### BRIEF
Every line below between the line holding "Wanted: vertical electron" and the line holding "the missing entries.", inclusive, should be repeated exactly, and all other lines omitted.

### ENTRIES PROVIDED ###
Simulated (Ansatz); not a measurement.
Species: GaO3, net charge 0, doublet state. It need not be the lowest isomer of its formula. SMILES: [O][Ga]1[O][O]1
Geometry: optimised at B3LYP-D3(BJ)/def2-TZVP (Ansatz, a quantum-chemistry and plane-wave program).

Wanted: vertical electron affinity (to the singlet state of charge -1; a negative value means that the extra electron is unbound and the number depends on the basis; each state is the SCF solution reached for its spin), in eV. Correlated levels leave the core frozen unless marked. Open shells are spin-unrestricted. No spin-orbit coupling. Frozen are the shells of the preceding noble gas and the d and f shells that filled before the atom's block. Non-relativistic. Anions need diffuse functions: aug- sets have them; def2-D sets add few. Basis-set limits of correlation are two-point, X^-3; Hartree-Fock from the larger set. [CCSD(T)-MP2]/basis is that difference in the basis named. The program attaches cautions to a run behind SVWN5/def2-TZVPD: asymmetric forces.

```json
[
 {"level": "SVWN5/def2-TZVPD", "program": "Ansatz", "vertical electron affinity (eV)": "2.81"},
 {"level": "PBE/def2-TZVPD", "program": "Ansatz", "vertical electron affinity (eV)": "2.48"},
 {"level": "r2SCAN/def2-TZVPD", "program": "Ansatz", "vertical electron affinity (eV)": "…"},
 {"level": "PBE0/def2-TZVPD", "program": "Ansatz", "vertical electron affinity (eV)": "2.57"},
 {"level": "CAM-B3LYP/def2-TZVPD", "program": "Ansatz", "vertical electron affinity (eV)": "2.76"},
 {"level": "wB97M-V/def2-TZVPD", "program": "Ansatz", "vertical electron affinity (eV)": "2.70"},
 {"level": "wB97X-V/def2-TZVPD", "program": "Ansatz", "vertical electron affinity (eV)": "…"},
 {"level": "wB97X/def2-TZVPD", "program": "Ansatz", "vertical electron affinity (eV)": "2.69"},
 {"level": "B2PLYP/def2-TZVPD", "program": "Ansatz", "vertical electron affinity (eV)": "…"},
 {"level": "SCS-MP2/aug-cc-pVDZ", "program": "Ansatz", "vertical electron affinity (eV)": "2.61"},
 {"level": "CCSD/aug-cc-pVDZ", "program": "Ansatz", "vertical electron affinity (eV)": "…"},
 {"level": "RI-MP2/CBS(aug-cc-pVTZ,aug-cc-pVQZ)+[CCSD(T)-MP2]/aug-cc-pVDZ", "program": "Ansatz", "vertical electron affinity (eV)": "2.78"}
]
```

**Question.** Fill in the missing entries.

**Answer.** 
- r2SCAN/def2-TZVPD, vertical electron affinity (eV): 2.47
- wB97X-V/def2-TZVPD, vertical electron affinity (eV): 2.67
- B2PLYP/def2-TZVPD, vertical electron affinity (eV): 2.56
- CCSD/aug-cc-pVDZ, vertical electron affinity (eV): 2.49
###

### WRITTEN REPLY
Wanted: vertical electron affinity (to the singlet state of charge -1; a negative value means that the extra electron is unbound and the number depends on the basis; each state is the SCF solution reached for its spin), in eV. Correlated levels leave the core frozen unless marked. Open shells are spin-unrestricted. No spin-orbit coupling. Frozen are the shells of the preceding noble gas and the d and f shells that filled before the atom's block. Non-relativistic. Anions need diffuse functions: aug- sets have them; def2-D sets add few. Basis-set limits of correlation are two-point, X^-3; Hartree-Fock from the larger set. [CCSD(T)-MP2]/basis is that difference in the basis named. The program attaches cautions to a run behind SVWN5/def2-TZVPD: asymmetric forces.

```json
[
 {"level": "SVWN5/def2-TZVPD", "program": "Ansatz", "vertical electron affinity (eV)": "2.81"},
 {"level": "PBE/def2-TZVPD", "program": "Ansatz", "vertical electron affinity (eV)": "2.48"},
 {"level": "r2SCAN/def2-TZVPD", "program": "Ansatz", "vertical electron affinity (eV)": "…"},
 {"level": "PBE0/def2-TZVPD", "program": "Ansatz", "vertical electron affinity (eV)": "2.57"},
 {"level": "CAM-B3LYP/def2-TZVPD", "program": "Ansatz", "vertical electron affinity (eV)": "2.76"},
 {"level": "wB97M-V/def2-TZVPD", "program": "Ansatz", "vertical electron affinity (eV)": "2.70"},
 {"level": "wB97X-V/def2-TZVPD", "program": "Ansatz", "vertical electron affinity (eV)": "…"},
 {"level": "wB97X/def2-TZVPD", "program": "Ansatz", "vertical electron affinity (eV)": "2.69"},
 {"level": "B2PLYP/def2-TZVPD", "program": "Ansatz", "vertical electron affinity (eV)": "…"},
 {"level": "SCS-MP2/aug-cc-pVDZ", "program": "Ansatz", "vertical electron affinity (eV)": "2.61"},
 {"level": "CCSD/aug-cc-pVDZ", "program": "Ansatz", "vertical electron affinity (eV)": "…"},
 {"level": "RI-MP2/CBS(aug-cc-pVTZ,aug-cc-pVQZ)+[CCSD(T)-MP2]/aug-cc-pVDZ", "program": "Ansatz", "vertical electron affinity (eV)": "2.78"}
]
```

**Question.** Fill in the missing entries.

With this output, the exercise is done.